▸ Work order: Below are lines of data, and only some are wanted. Please repeat exactly those from the line that has "Computed with PBE" through the line that has "Failed runs are".

BEGIN Given information
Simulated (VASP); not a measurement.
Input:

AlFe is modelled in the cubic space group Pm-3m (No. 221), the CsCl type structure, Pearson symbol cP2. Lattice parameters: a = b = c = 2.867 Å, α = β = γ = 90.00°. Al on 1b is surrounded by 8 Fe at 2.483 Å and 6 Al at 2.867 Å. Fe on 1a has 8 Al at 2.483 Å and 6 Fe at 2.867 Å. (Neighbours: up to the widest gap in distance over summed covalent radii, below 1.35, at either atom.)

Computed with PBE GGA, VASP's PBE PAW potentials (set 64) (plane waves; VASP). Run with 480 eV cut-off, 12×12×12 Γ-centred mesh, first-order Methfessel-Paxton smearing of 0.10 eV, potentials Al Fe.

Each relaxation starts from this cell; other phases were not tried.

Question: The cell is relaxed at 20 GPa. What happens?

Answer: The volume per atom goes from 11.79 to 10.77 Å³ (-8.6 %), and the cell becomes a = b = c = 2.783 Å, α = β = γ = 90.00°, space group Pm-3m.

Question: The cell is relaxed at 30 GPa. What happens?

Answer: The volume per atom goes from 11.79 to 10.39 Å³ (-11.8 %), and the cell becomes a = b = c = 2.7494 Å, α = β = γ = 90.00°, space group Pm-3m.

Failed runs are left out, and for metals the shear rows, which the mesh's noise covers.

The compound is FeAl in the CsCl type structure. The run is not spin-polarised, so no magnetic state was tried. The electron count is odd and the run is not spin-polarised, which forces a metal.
END Given information

▸ Task result:
Computed with PBE GGA, VASP's PBE PAW potentials (set 64) (plane waves; VASP). Run with 480 eV cut-off, 12×12×12 Γ-centred mesh, first-order Methfessel-Paxton smearing of 0.10 eV, potentials Al Fe.

Each relaxation starts from this cell; other phases were not tried.

Question: The cell is relaxed at 20 GPa. What happens?

Answer: The volume per atom goes from 11.79 to 10.77 Å³ (-8.6 %), and the cell becomes a = b = c = 2.783 Å, α = β = γ = 90.00°, space group Pm-3m.

Question: The cell is relaxed at 30 GPa. What happens?

Answer: The volume per atom goes from 11.79 to 10.39 Å³ (-11.8 %), and the cell becomes a = b = c = 2.7494 Å, α = β = γ = 90.00°, space group Pm-3m.

Failed runs are left out, and for metals the shear rows, which the mesh's noise covers.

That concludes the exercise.